**BRIEF**
Your job is to set down the stretch of entries that opens with the line containing "Stark shift: quantum" and closes with the line containing "- Fs = (0, 15, 30, 45, 60, 75, 90)". Keep both end lines, copy each exactly, and add nothing.

**SUPPLIED DATA**
——————————
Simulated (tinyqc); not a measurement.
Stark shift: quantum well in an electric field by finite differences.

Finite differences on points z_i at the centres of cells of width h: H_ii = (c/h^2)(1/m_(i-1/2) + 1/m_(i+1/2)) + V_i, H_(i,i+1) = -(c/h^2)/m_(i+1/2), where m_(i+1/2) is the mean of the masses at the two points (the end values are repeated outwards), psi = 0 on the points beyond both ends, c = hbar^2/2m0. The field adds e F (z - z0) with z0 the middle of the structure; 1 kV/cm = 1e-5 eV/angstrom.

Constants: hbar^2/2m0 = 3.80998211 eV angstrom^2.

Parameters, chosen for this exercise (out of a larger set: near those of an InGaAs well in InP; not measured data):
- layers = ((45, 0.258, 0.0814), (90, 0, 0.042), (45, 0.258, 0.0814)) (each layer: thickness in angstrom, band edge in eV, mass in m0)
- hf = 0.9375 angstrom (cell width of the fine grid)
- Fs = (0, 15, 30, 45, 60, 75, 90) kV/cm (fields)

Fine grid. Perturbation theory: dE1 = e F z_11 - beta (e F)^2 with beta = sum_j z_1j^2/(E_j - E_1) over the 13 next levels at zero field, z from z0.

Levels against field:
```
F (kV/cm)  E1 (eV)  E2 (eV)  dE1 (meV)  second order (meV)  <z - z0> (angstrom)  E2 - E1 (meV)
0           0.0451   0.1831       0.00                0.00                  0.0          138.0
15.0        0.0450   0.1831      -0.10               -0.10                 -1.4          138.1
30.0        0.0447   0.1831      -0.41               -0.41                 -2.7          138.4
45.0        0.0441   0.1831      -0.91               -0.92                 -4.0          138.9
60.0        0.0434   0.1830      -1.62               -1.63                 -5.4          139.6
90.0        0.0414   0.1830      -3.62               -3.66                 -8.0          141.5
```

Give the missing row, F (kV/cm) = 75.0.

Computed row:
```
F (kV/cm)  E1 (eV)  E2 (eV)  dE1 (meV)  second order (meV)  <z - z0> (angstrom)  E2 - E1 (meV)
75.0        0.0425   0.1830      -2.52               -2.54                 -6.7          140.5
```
——————————

**RESULT**
Stark shift: quantum well in an electric field by finite differences.

Finite differences on points z_i at the centres of cells of width h: H_ii = (c/h^2)(1/m_(i-1/2) + 1/m_(i+1/2)) + V_i, H_(i,i+1) = -(c/h^2)/m_(i+1/2), where m_(i+1/2) is the mean of the masses at the two points (the end values are repeated outwards), psi = 0 on the points beyond both ends, c = hbar^2/2m0. The field adds e F (z - z0) with z0 the middle of the structure; 1 kV/cm = 1e-5 eV/angstrom.

Constants: hbar^2/2m0 = 3.80998211 eV angstrom^2.

Parameters, chosen for this exercise (out of a larger set: near those of an InGaAs well in InP; not measured data):
- layers = ((45, 0.258, 0.0814), (90, 0, 0.042), (45, 0.258, 0.0814)) (each layer: thickness in angstrom, band edge in eV, mass in m0)
- hf = 0.9375 angstrom (cell width of the fine grid)
- Fs = (0, 15, 30, 45, 60, 75, 90) kV/cm (fields)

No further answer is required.